Action item: Repeat the entries below exactly. Begin with the first line and end with the line that contains "### 1 The cell of the first run".

Listed entries:
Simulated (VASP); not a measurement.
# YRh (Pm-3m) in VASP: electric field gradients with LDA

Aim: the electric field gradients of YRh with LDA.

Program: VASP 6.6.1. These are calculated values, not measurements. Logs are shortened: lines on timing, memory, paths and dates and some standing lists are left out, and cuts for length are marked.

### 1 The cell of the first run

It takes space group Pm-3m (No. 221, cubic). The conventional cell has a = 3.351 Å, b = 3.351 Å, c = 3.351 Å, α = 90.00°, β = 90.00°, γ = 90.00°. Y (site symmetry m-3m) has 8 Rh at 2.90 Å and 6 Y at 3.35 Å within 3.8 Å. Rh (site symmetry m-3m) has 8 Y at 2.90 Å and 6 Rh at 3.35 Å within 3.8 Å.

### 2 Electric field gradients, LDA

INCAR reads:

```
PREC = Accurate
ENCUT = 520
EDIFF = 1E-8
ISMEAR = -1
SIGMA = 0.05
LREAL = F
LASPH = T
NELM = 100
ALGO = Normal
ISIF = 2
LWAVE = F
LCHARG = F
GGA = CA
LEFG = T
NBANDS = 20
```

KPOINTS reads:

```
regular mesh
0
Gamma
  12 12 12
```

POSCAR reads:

Exercise response:
Simulated (VASP); not a measurement.
# YRh (Pm-3m) in VASP: electric field gradients with LDA

Aim: the electric field gradients of YRh with LDA.

Program: VASP 6.6.1. These are calculated values, not measurements. Logs are shortened: lines on timing, memory, paths and dates and some standing lists are left out, and cuts for length are marked.

### 1 The cell of the first run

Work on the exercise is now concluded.